● ● ● ● ●

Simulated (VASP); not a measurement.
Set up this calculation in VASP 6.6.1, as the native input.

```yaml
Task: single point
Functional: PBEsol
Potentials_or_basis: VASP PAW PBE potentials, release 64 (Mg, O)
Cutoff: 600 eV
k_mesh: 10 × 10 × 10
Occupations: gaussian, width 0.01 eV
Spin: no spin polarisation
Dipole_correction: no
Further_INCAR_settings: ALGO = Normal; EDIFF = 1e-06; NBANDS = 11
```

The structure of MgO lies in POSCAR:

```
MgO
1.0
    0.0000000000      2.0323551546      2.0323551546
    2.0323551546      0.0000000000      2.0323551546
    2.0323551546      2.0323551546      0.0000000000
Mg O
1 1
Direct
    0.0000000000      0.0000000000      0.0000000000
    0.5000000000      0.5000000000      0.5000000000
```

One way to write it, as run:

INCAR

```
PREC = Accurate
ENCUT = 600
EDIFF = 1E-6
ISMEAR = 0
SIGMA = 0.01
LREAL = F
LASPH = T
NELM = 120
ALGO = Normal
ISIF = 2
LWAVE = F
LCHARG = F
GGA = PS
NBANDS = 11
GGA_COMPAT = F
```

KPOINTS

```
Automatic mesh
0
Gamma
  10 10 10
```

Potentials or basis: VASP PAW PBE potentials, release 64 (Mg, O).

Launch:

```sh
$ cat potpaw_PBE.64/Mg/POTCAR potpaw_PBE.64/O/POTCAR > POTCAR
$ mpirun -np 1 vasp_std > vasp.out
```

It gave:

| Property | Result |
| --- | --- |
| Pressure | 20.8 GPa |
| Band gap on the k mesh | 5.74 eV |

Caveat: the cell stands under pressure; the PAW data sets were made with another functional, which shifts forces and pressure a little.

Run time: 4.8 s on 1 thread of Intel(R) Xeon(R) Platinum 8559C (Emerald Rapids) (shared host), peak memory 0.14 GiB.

● ● ● ● ●

## Requirement
Up to and including the line with "Caveat: the cell", repeat the data exactly, starting from its first line; nothing else belongs in the response.

## Answer area
Simulated (VASP); not a measurement.
Set up this calculation in VASP 6.6.1, as the native input.

```yaml
Task: single point
Functional: PBEsol
Potentials_or_basis: VASP PAW PBE potentials, release 64 (Mg, O)
Cutoff: 600 eV
k_mesh: 10 × 10 × 10
Occupations: gaussian, width 0.01 eV
Spin: no spin polarisation
Dipole_correction: no
Further_INCAR_settings: ALGO = Normal; EDIFF = 1e-06; NBANDS = 11
```

The structure of MgO lies in POSCAR:

```
MgO
1.0
    0.0000000000      2.0323551546      2.0323551546
    2.0323551546      0.0000000000      2.0323551546
    2.0323551546      2.0323551546      0.0000000000
Mg O
1 1
Direct
    0.0000000000      0.0000000000      0.0000000000
    0.5000000000      0.5000000000      0.5000000000
```

One way to write it, as run:

INCAR

```
PREC = Accurate
ENCUT = 600
EDIFF = 1E-6
ISMEAR = 0
SIGMA = 0.01
LREAL = F
LASPH = T
NELM = 120
ALGO = Normal
ISIF = 2
LWAVE = F
LCHARG = F
GGA = PS
NBANDS = 11
GGA_COMPAT = F
```

KPOINTS

```
Automatic mesh
0
Gamma
  10 10 10
```

Potentials or basis: VASP PAW PBE potentials, release 64 (Mg, O).

Launch:

```sh
$ cat potpaw_PBE.64/Mg/POTCAR potpaw_PBE.64/O/POTCAR > POTCAR
$ mpirun -np 1 vasp_std > vasp.out
```

It gave:

| Property | Result |
| --- | --- |
| Pressure | 20.8 GPa |
| Band gap on the k mesh | 5.74 eV |

Caveat: the cell stands under pressure; the PAW data sets were made with another functional, which shifts forces and pressure a little.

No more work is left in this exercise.